**Listed records:**
========================================

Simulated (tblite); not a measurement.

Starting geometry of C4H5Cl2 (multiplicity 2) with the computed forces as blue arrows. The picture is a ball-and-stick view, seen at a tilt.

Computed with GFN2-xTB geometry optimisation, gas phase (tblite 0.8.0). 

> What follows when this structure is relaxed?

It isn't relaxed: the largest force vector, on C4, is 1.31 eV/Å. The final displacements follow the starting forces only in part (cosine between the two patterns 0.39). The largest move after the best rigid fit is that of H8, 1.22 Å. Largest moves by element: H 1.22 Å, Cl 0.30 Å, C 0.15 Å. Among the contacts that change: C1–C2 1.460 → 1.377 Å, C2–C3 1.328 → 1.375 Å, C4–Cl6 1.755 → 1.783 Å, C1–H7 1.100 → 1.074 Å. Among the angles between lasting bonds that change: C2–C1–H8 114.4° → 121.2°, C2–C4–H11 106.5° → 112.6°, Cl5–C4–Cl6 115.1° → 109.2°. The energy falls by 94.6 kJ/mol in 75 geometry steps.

========================================

**Action item:**
Only the lines from the start of the material through the line bearing "structure is relaxed?" are needed, restated exactly, with both end lines included.

**Reply:**
Simulated (tblite); not a measurement.

Starting geometry of C4H5Cl2 (multiplicity 2) with the computed forces as blue arrows. The picture is a ball-and-stick view, seen at a tilt.

Computed with GFN2-xTB geometry optimisation, gas phase (tblite 0.8.0). 

> What follows when this structure is relaxed?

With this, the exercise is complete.